┌──

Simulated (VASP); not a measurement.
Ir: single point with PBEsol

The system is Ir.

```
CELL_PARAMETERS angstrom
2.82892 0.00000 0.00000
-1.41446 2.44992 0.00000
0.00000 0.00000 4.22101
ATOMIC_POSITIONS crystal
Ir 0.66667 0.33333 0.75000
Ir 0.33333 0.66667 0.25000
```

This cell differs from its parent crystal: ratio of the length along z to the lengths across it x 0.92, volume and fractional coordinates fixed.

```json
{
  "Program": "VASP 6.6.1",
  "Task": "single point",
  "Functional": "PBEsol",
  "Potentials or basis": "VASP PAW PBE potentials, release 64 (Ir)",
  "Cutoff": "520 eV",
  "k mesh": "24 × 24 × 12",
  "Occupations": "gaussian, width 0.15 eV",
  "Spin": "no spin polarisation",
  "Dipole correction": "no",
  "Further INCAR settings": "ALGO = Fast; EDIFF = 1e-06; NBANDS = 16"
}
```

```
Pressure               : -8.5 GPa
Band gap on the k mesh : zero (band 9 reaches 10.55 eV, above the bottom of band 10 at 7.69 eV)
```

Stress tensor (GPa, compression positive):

└──

Could you repeat every record word for word?

Simulated (VASP); not a measurement.
Ir: single point with PBEsol

The system is Ir.

```
CELL_PARAMETERS angstrom
2.82892 0.00000 0.00000
-1.41446 2.44992 0.00000
0.00000 0.00000 4.22101
ATOMIC_POSITIONS crystal
Ir 0.66667 0.33333 0.75000
Ir 0.33333 0.66667 0.25000
```

This cell differs from its parent crystal: ratio of the length along z to the lengths across it x 0.92, volume and fractional coordinates fixed.

```json
{
  "Program": "VASP 6.6.1",
  "Task": "single point",
  "Functional": "PBEsol",
  "Potentials or basis": "VASP PAW PBE potentials, release 64 (Ir)",
  "Cutoff": "520 eV",
  "k mesh": "24 × 24 × 12",
  "Occupations": "gaussian, width 0.15 eV",
  "Spin": "no spin polarisation",
  "Dipole correction": "no",
  "Further INCAR settings": "ALGO = Fast; EDIFF = 1e-06; NBANDS = 16"
}
```

```
Pressure               : -8.5 GPa
Band gap on the k mesh : zero (band 9 reaches 10.55 eV, above the bottom of band 10 at 7.69 eV)
```

Stress tensor (GPa, compression positive):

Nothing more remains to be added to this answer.